DATA:
···

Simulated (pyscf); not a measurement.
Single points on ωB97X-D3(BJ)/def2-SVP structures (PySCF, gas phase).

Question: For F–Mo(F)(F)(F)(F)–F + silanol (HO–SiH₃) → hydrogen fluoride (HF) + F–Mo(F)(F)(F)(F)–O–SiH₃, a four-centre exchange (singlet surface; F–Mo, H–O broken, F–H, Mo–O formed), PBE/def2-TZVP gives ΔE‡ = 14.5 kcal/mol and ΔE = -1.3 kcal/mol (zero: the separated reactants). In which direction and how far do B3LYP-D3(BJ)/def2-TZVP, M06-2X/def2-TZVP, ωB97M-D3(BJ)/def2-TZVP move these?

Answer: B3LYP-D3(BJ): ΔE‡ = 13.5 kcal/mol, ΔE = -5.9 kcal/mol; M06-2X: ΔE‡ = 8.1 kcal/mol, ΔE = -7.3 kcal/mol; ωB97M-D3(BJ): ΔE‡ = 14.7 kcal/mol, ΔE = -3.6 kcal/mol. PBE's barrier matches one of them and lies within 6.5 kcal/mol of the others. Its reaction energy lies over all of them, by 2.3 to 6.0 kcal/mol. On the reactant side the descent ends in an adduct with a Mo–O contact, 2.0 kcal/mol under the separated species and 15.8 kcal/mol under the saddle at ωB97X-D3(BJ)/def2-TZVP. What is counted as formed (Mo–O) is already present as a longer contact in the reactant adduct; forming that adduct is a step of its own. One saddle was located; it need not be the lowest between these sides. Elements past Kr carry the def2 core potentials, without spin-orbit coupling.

···

Your answer should consist only of the lines above between the line holding "Single points on" and the line holding "Question: For F–Mo(F)(F)(F)(F)–F", inclusive, each transcribed exactly.

Single points on ωB97X-D3(BJ)/def2-SVP structures (PySCF, gas phase).

Question: For F–Mo(F)(F)(F)(F)–F + silanol (HO–SiH₃) → hydrogen fluoride (HF) + F–Mo(F)(F)(F)(F)–O–SiH₃, a four-centre exchange (singlet surface; F–Mo, H–O broken, F–H, Mo–O formed), PBE/def2-TZVP gives ΔE‡ = 14.5 kcal/mol and ΔE = -1.3 kcal/mol (zero: the separated reactants). In which direction and how far do B3LYP-D3(BJ)/def2-TZVP, M06-2X/def2-TZVP, ωB97M-D3(BJ)/def2-TZVP move these?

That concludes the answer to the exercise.